Work request - Copy exactly the lines of the material below, starting with the first and including the line that holds "Program: Ansatz 0.2.0, Gaussian".

++++++++
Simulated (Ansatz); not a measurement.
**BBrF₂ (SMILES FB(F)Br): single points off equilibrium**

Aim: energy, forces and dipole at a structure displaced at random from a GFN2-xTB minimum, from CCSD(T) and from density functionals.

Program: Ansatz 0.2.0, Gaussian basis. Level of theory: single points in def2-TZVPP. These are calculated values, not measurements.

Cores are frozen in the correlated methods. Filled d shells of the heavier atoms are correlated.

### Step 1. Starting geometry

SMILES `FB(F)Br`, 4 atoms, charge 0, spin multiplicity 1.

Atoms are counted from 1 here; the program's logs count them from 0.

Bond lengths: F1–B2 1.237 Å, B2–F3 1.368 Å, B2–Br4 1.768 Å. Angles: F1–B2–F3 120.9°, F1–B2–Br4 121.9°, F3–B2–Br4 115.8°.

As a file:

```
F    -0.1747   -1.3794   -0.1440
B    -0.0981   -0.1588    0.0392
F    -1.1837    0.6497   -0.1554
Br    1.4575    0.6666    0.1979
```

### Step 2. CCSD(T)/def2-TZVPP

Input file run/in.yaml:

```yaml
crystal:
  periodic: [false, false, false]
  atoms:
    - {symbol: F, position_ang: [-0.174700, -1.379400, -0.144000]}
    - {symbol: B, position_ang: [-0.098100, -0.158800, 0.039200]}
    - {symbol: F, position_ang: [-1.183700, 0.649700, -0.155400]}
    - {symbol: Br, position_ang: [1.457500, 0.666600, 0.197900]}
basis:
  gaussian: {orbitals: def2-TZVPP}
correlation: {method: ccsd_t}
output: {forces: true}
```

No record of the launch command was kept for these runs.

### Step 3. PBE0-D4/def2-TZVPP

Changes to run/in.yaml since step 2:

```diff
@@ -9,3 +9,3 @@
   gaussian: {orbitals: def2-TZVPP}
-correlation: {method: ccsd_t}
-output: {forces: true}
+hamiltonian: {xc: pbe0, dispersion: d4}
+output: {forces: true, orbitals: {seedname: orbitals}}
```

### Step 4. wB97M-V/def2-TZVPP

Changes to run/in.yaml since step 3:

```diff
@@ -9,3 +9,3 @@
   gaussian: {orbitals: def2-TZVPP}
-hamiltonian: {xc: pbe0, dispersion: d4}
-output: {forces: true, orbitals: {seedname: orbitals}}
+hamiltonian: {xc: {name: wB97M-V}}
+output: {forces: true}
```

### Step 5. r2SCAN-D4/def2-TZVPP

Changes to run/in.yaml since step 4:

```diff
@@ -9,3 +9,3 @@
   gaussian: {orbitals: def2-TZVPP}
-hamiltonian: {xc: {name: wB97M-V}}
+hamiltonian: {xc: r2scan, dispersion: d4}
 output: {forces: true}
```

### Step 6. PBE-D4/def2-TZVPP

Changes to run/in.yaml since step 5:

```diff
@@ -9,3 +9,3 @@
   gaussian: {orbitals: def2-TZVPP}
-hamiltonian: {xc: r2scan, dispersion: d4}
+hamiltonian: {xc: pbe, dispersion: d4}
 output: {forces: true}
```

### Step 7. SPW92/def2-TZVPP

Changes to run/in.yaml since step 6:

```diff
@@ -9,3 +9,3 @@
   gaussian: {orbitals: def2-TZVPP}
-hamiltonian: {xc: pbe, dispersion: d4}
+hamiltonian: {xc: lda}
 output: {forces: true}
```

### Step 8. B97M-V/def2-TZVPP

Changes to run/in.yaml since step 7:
++++++++

Response area -
Simulated (Ansatz); not a measurement.
**BBrF₂ (SMILES FB(F)Br): single points off equilibrium**

Aim: energy, forces and dipole at a structure displaced at random from a GFN2-xTB minimum, from CCSD(T) and from density functionals.

Program: Ansatz 0.2.0, Gaussian basis. Level of theory: single points in def2-TZVPP. These are calculated values, not measurements.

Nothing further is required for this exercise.